INFORMATION section start
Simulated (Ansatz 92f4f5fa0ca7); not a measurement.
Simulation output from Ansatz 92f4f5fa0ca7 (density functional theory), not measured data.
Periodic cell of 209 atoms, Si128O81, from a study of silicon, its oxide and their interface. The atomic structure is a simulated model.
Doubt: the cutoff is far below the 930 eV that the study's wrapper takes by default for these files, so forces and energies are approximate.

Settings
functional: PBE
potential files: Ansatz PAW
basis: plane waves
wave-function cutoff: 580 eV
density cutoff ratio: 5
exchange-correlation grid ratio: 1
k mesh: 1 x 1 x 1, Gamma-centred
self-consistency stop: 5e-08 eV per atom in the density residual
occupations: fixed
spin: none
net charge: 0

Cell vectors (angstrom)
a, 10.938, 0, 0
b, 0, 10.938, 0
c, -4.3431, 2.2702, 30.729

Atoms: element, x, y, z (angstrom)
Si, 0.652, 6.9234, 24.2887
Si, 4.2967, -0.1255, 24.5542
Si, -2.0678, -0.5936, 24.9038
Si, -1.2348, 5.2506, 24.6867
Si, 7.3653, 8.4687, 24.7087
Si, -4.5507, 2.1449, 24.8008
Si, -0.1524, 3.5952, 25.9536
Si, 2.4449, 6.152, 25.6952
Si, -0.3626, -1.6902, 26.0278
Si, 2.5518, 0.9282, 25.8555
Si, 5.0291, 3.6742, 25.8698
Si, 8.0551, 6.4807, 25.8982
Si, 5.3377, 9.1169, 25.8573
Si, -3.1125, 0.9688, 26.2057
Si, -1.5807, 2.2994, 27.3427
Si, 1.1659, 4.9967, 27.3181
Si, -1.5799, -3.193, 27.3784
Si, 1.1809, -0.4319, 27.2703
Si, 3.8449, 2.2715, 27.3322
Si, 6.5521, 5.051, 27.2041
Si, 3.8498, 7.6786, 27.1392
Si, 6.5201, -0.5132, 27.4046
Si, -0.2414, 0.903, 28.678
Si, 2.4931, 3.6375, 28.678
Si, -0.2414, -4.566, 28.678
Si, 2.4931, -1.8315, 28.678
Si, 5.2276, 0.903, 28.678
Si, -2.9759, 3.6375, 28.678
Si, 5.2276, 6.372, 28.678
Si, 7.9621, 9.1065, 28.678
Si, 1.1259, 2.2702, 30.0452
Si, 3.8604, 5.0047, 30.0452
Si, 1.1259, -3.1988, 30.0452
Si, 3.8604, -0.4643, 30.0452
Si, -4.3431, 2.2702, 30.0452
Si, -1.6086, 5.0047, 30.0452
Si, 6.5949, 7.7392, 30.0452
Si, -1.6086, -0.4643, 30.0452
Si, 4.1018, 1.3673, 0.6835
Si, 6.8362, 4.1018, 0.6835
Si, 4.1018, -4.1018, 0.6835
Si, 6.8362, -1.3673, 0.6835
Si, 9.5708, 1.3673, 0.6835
INFORMATION section end

• ACTIVITY
Print only these lines, please. They run from the start of the entries above to the line containing "density cutoff ratio: 5", both ends included, and must match exactly.

• EXERCISE RESULT
Simulated (Ansatz 92f4f5fa0ca7); not a measurement.
Simulation output from Ansatz 92f4f5fa0ca7 (density functional theory), not measured data.
Periodic cell of 209 atoms, Si128O81, from a study of silicon, its oxide and their interface. The atomic structure is a simulated model.
Doubt: the cutoff is far below the 930 eV that the study's wrapper takes by default for these files, so forces and energies are approximate.

Settings
functional: PBE
potential files: Ansatz PAW
basis: plane waves
wave-function cutoff: 580 eV
density cutoff ratio: 5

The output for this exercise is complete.